→ LISTED RECORDS:
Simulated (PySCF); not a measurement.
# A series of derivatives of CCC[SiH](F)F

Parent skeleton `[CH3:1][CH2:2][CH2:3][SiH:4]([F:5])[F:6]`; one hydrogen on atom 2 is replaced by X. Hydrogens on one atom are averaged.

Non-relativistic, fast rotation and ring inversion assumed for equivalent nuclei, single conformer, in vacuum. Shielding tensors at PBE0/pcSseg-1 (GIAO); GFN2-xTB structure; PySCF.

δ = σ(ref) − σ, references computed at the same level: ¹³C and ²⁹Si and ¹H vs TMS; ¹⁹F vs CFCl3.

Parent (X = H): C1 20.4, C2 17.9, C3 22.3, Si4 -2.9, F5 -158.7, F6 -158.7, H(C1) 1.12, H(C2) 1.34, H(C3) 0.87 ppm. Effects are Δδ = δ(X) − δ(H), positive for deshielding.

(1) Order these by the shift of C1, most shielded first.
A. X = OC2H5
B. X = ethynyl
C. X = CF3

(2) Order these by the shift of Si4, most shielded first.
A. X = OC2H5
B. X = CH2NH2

→ WORK REQUEST:
Give back each entry above precisely as it was written.

→ RESULT:
Simulated (PySCF); not a measurement.
# A series of derivatives of CCC[SiH](F)F

Parent skeleton `[CH3:1][CH2:2][CH2:3][SiH:4]([F:5])[F:6]`; one hydrogen on atom 2 is replaced by X. Hydrogens on one atom are averaged.

Non-relativistic, fast rotation and ring inversion assumed for equivalent nuclei, single conformer, in vacuum. Shielding tensors at PBE0/pcSseg-1 (GIAO); GFN2-xTB structure; PySCF.

δ = σ(ref) − σ, references computed at the same level: ¹³C and ²⁹Si and ¹H vs TMS; ¹⁹F vs CFCl3.

Parent (X = H): C1 20.4, C2 17.9, C3 22.3, Si4 -2.9, F5 -158.7, F6 -158.7, H(C1) 1.12, H(C2) 1.34, H(C3) 0.87 ppm. Effects are Δδ = δ(X) − δ(H), positive for deshielding.

(1) Order these by the shift of C1, most shielded first.
A. X = OC2H5
B. X = ethynyl
C. X = CF3

(2) Order these by the shift of Si4, most shielded first.
A. X = OC2H5
B. X = CH2NH2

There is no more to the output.